Segment Start: Information supplied
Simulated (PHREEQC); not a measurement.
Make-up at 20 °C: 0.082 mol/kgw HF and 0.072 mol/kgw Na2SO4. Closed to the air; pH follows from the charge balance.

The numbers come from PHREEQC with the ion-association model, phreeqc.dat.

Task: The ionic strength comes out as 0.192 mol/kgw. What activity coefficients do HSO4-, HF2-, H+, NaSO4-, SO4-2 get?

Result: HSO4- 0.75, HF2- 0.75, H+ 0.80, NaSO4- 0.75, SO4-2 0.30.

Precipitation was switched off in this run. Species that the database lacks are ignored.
Segment End: Information supplied

**Assignment:** All lines above from the line with "Task: The ionic" through the line with "Result: HSO4- 0.75, HF2- 0.75, H+", both included, are to be set down exactly, with nothing else.

**Result:**
Task: The ionic strength comes out as 0.192 mol/kgw. What activity coefficients do HSO4-, HF2-, H+, NaSO4-, SO4-2 get?

Result: HSO4- 0.75, HF2- 0.75, H+ 0.80, NaSO4- 0.75, SO4-2 0.30.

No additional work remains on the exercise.